WORK TASK: Write out every line of the data below exactly as given.

RECORDED DATA: Begin

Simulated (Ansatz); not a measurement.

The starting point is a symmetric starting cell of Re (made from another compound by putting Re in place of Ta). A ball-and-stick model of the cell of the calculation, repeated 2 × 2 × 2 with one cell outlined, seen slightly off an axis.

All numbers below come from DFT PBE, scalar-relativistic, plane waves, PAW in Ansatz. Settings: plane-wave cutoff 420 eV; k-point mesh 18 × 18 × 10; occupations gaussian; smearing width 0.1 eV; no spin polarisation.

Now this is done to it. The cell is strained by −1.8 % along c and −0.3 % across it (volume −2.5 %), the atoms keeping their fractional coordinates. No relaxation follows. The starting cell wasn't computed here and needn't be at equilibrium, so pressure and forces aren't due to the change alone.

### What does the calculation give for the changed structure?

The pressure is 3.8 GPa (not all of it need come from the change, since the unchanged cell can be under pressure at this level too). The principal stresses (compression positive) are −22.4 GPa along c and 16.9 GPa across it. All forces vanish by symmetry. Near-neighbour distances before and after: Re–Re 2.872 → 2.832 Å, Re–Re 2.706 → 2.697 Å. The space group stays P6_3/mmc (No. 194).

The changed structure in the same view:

RECORDED DATA: End

WRITTEN ANSWER:
Simulated (Ansatz); not a measurement.

The starting point is a symmetric starting cell of Re (made from another compound by putting Re in place of Ta). A ball-and-stick model of the cell of the calculation, repeated 2 × 2 × 2 with one cell outlined, seen slightly off an axis.

All numbers below come from DFT PBE, scalar-relativistic, plane waves, PAW in Ansatz. Settings: plane-wave cutoff 420 eV; k-point mesh 18 × 18 × 10; occupations gaussian; smearing width 0.1 eV; no spin polarisation.

Now this is done to it. The cell is strained by −1.8 % along c and −0.3 % across it (volume −2.5 %), the atoms keeping their fractional coordinates. No relaxation follows. The starting cell wasn't computed here and needn't be at equilibrium, so pressure and forces aren't due to the change alone.

### What does the calculation give for the changed structure?

The pressure is 3.8 GPa (not all of it need come from the change, since the unchanged cell can be under pressure at this level too). The principal stresses (compression positive) are −22.4 GPa along c and 16.9 GPa across it. All forces vanish by symmetry. Near-neighbour distances before and after: Re–Re 2.872 → 2.832 Å, Re–Re 2.706 → 2.697 Å. The space group stays P6_3/mmc (No. 194).

The changed structure in the same view:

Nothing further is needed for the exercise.